* [Study material]
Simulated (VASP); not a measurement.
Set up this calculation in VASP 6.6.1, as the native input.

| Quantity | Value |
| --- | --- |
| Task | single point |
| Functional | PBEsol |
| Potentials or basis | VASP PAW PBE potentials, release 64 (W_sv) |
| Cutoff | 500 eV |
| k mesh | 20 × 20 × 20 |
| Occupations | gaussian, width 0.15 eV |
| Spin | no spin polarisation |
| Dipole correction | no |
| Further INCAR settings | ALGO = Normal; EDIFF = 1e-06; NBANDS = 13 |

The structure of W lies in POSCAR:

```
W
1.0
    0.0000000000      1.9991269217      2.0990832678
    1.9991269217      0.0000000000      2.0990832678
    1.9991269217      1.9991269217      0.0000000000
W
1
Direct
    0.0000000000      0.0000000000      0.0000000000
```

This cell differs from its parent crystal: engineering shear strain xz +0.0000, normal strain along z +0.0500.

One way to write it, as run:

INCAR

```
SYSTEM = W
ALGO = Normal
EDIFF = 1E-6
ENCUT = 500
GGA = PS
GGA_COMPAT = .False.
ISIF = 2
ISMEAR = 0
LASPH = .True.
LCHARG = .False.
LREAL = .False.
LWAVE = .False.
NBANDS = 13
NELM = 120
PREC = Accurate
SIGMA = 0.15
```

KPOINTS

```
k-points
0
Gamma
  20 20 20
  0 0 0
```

* [Requirement] Lines from the top of the data above through the line containing "correction | no |" must be repeated exactly. All other lines stay out.

* [Task solution]
Simulated (VASP); not a measurement.
Set up this calculation in VASP 6.6.1, as the native input.

| Quantity | Value |
| --- | --- |
| Task | single point |
| Functional | PBEsol |
| Potentials or basis | VASP PAW PBE potentials, release 64 (W_sv) |
| Cutoff | 500 eV |
| k mesh | 20 × 20 × 20 |
| Occupations | gaussian, width 0.15 eV |
| Spin | no spin polarisation |
| Dipole correction | no |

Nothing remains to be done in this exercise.